__Information shown__:
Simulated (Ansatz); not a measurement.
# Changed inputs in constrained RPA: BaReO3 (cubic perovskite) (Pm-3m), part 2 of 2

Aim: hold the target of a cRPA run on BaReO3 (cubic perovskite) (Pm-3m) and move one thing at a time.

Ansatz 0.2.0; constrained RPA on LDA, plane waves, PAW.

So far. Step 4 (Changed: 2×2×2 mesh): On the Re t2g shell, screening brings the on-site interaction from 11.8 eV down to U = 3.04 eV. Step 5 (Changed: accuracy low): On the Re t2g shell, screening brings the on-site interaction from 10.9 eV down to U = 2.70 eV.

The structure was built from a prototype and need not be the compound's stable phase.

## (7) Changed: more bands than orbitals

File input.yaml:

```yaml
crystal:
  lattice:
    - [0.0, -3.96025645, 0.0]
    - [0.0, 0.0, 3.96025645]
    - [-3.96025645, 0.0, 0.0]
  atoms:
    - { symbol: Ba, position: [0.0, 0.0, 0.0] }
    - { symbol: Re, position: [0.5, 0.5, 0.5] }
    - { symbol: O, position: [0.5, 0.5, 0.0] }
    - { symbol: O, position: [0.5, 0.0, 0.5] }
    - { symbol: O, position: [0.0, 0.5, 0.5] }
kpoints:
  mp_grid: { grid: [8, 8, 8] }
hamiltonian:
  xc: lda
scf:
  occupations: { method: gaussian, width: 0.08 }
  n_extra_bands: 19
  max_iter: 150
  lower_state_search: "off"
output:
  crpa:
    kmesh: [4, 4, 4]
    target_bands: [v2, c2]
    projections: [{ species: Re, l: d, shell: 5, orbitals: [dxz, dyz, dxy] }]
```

__Brief__: Whatever appears in the data above is to be set down exactly.

__Expected answer__:
Simulated (Ansatz); not a measurement.
# Changed inputs in constrained RPA: BaReO3 (cubic perovskite) (Pm-3m), part 2 of 2

Aim: hold the target of a cRPA run on BaReO3 (cubic perovskite) (Pm-3m) and move one thing at a time.

Ansatz 0.2.0; constrained RPA on LDA, plane waves, PAW.

So far. Step 4 (Changed: 2×2×2 mesh): On the Re t2g shell, screening brings the on-site interaction from 11.8 eV down to U = 3.04 eV. Step 5 (Changed: accuracy low): On the Re t2g shell, screening brings the on-site interaction from 10.9 eV down to U = 2.70 eV.

The structure was built from a prototype and need not be the compound's stable phase.

## (7) Changed: more bands than orbitals

File input.yaml:

```yaml
crystal:
  lattice:
    - [0.0, -3.96025645, 0.0]
    - [0.0, 0.0, 3.96025645]
    - [-3.96025645, 0.0, 0.0]
  atoms:
    - { symbol: Ba, position: [0.0, 0.0, 0.0] }
    - { symbol: Re, position: [0.5, 0.5, 0.5] }
    - { symbol: O, position: [0.5, 0.5, 0.0] }
    - { symbol: O, position: [0.5, 0.0, 0.5] }
    - { symbol: O, position: [0.0, 0.5, 0.5] }
kpoints:
  mp_grid: { grid: [8, 8, 8] }
hamiltonian:
  xc: lda
scf:
  occupations: { method: gaussian, width: 0.08 }
  n_extra_bands: 19
  max_iter: 150
  lower_state_search: "off"
output:
  crpa:
    kmesh: [4, 4, 4]
    target_bands: [v2, c2]
    projections: [{ species: Re, l: d, shell: 5, orbitals: [dxz, dyz, dxy] }]
```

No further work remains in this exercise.